(Information):
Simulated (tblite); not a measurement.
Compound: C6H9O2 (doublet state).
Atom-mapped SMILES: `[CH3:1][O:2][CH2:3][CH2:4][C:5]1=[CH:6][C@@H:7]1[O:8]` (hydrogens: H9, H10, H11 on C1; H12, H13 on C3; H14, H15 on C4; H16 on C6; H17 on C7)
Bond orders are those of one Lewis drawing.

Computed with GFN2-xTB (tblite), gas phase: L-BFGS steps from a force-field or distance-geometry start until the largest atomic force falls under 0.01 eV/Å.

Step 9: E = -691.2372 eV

(Task item):
The lines running from the start of the data through the one that contains "Computed with GFN2-xTB" should be reproduced exactly, and only those.

(Expected answer):
Simulated (tblite); not a measurement.
Compound: C6H9O2 (doublet state).
Atom-mapped SMILES: `[CH3:1][O:2][CH2:3][CH2:4][C:5]1=[CH:6][C@@H:7]1[O:8]` (hydrogens: H9, H10, H11 on C1; H12, H13 on C3; H14, H15 on C4; H16 on C6; H17 on C7)
Bond orders are those of one Lewis drawing.

Computed with GFN2-xTB (tblite), gas phase: L-BFGS steps from a force-field or distance-geometry start until the largest atomic force falls under 0.01 eV/Å.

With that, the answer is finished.